* **Supplied records**
※
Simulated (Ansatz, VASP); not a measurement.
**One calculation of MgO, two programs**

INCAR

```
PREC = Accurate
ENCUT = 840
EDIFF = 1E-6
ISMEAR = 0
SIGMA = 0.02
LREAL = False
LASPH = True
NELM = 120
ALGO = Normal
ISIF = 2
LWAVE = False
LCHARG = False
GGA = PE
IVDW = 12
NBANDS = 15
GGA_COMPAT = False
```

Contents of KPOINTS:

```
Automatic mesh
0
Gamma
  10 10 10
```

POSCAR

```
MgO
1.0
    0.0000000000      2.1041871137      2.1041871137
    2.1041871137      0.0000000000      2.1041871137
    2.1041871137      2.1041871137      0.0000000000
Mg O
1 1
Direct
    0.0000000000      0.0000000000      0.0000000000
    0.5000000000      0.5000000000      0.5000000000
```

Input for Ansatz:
※

* **Work request**
Each entry must be set down exactly as it appears.

* **Written answer**
Simulated (Ansatz, VASP); not a measurement.
**One calculation of MgO, two programs**

INCAR

```
PREC = Accurate
ENCUT = 840
EDIFF = 1E-6
ISMEAR = 0
SIGMA = 0.02
LREAL = False
LASPH = True
NELM = 120
ALGO = Normal
ISIF = 2
LWAVE = False
LCHARG = False
GGA = PE
IVDW = 12
NBANDS = 15
GGA_COMPAT = False
```

Contents of KPOINTS:

```
Automatic mesh
0
Gamma
  10 10 10
```

POSCAR

```
MgO
1.0
    0.0000000000      2.1041871137      2.1041871137
    2.1041871137      0.0000000000      2.1041871137
    2.1041871137      2.1041871137      0.0000000000
Mg O
1 1
Direct
    0.0000000000      0.0000000000      0.0000000000
    0.5000000000      0.5000000000      0.5000000000
```

Input for Ansatz:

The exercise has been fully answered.